## Assigned task
In the listing below, the lines starting with the line with "Cl-, SO4-2 get?" and going on through the line with "0.68, SO4-2 0.24." are to be reproduced exactly, and only those.

## Excerpted records
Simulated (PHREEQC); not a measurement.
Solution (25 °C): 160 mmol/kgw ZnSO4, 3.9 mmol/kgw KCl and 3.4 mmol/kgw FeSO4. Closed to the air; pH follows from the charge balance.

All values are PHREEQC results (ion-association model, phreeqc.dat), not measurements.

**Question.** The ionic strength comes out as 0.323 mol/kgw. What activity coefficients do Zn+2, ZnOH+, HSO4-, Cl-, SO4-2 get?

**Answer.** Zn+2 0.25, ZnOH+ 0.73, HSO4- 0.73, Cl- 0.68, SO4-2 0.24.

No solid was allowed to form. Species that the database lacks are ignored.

## Written reply
**Question.** The ionic strength comes out as 0.323 mol/kgw. What activity coefficients do Zn+2, ZnOH+, HSO4-, Cl-, SO4-2 get?

**Answer.** Zn+2 0.25, ZnOH+ 0.73, HSO4- 0.73, Cl- 0.68, SO4-2 0.24.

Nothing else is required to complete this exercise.